Data records ::
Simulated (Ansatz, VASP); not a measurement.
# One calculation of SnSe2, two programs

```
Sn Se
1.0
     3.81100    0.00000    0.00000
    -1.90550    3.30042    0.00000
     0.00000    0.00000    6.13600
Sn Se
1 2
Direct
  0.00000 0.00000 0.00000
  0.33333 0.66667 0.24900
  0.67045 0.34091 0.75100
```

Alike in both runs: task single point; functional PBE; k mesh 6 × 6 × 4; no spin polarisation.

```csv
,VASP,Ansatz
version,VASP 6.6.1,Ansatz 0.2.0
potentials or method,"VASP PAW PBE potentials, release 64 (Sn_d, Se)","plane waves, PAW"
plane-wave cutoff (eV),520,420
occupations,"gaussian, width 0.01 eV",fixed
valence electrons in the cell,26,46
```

Exercise :: Nothing is to be left out; reproduce each record exactly.

Expected answer ::
Simulated (Ansatz, VASP); not a measurement.
# One calculation of SnSe2, two programs

```
Sn Se
1.0
     3.81100    0.00000    0.00000
    -1.90550    3.30042    0.00000
     0.00000    0.00000    6.13600
Sn Se
1 2
Direct
  0.00000 0.00000 0.00000
  0.33333 0.66667 0.24900
  0.67045 0.34091 0.75100
```

Alike in both runs: task single point; functional PBE; k mesh 6 × 6 × 4; no spin polarisation.

```csv
,VASP,Ansatz
version,VASP 6.6.1,Ansatz 0.2.0
potentials or method,"VASP PAW PBE potentials, release 64 (Sn_d, Se)","plane waves, PAW"
plane-wave cutoff (eV),520,420
occupations,"gaussian, width 0.01 eV",fixed
valence electrons in the cell,26,46
```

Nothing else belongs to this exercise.